· · ·
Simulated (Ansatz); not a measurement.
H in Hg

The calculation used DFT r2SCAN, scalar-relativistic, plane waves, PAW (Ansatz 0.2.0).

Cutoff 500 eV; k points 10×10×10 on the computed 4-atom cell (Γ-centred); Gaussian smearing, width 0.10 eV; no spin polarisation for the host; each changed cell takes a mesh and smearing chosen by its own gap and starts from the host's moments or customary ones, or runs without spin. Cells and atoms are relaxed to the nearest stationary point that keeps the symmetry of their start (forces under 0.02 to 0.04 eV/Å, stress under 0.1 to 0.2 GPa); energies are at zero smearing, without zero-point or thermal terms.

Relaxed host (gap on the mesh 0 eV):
· · ·

=== Activity ===
Copy out each record above exactly, leaving nothing out.

=== Answer section ===
Simulated (Ansatz); not a measurement.
H in Hg

The calculation used DFT r2SCAN, scalar-relativistic, plane waves, PAW (Ansatz 0.2.0).

Cutoff 500 eV; k points 10×10×10 on the computed 4-atom cell (Γ-centred); Gaussian smearing, width 0.10 eV; no spin polarisation for the host; each changed cell takes a mesh and smearing chosen by its own gap and starts from the host's moments or customary ones, or runs without spin. Cells and atoms are relaxed to the nearest stationary point that keeps the symmetry of their start (forces under 0.02 to 0.04 eV/Å, stress under 0.1 to 0.2 GPa); energies are at zero smearing, without zero-point or thermal terms.

Relaxed host (gap on the mesh 0 eV):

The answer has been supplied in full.